**Assigned task**
Reproduce every entry precisely as written.

**Record extracts**
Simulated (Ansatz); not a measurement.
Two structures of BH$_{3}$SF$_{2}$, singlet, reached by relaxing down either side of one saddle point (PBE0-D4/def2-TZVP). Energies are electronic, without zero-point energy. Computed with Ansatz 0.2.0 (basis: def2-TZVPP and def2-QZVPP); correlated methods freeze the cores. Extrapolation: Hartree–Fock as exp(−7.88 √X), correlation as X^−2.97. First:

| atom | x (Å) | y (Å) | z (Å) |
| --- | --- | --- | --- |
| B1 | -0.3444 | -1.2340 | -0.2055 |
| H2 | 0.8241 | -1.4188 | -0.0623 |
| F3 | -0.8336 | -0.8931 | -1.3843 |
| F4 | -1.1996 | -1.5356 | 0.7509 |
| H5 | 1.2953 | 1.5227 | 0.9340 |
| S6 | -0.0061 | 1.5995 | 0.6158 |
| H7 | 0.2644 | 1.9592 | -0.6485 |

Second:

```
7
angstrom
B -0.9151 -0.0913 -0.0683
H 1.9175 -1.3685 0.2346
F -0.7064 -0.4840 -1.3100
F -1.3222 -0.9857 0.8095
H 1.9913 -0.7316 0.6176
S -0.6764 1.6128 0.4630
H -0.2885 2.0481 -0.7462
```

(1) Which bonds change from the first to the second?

**Response box**
Simulated (Ansatz); not a measurement.
Two structures of BH$_{3}$SF$_{2}$, singlet, reached by relaxing down either side of one saddle point (PBE0-D4/def2-TZVP). Energies are electronic, without zero-point energy. Computed with Ansatz 0.2.0 (basis: def2-TZVPP and def2-QZVPP); correlated methods freeze the cores. Extrapolation: Hartree–Fock as exp(−7.88 √X), correlation as X^−2.97. First:

| atom | x (Å) | y (Å) | z (Å) |
| --- | --- | --- | --- |
| B1 | -0.3444 | -1.2340 | -0.2055 |
| H2 | 0.8241 | -1.4188 | -0.0623 |
| F3 | -0.8336 | -0.8931 | -1.3843 |
| F4 | -1.1996 | -1.5356 | 0.7509 |
| H5 | 1.2953 | 1.5227 | 0.9340 |
| S6 | -0.0061 | 1.5995 | 0.6158 |
| H7 | 0.2644 | 1.9592 | -0.6485 |

Second:

```
7
angstrom
B -0.9151 -0.0913 -0.0683
H 1.9175 -1.3685 0.2346
F -0.7064 -0.4840 -1.3100
F -1.3222 -0.9857 0.8095
H 1.9913 -0.7316 0.6176
S -0.6764 1.6128 0.4630
H -0.2885 2.0481 -0.7462
```

(1) Which bonds change from the first to the second?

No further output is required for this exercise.